Extracted entries

· · · ·

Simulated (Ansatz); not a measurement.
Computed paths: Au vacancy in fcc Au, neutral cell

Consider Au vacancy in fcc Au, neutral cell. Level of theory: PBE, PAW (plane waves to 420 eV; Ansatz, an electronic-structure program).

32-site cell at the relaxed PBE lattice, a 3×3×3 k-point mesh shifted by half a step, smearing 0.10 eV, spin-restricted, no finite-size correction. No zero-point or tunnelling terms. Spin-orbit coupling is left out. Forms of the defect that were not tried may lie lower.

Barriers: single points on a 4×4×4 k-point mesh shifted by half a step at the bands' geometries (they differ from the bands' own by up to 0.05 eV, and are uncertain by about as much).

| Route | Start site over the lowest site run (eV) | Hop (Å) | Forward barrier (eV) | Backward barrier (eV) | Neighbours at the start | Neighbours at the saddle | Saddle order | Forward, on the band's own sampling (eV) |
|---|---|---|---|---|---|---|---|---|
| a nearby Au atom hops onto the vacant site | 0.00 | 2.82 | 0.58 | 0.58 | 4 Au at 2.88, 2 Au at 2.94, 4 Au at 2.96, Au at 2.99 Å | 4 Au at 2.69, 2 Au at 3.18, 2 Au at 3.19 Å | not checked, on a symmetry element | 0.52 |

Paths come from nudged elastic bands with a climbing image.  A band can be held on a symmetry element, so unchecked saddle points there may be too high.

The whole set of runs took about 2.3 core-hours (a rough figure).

· · · ·

Requirement
Beginning at the line with "sampling (eV) |" and ending at the line with "Paths come from", reproduce each line of the data above exactly, and add no other lines.

Expected answer
| Route | Start site over the lowest site run (eV) | Hop (Å) | Forward barrier (eV) | Backward barrier (eV) | Neighbours at the start | Neighbours at the saddle | Saddle order | Forward, on the band's own sampling (eV) |
|---|---|---|---|---|---|---|---|---|
| a nearby Au atom hops onto the vacant site | 0.00 | 2.82 | 0.58 | 0.58 | 4 Au at 2.88, 2 Au at 2.94, 4 Au at 2.96, Au at 2.99 Å | 4 Au at 2.69, 2 Au at 3.18, 2 Au at 3.19 Å | not checked, on a symmetry element | 0.52 |

Paths come from nudged elastic bands with a climbing image.  A band can be held on a symmetry element, so unchecked saddle points there may be too high.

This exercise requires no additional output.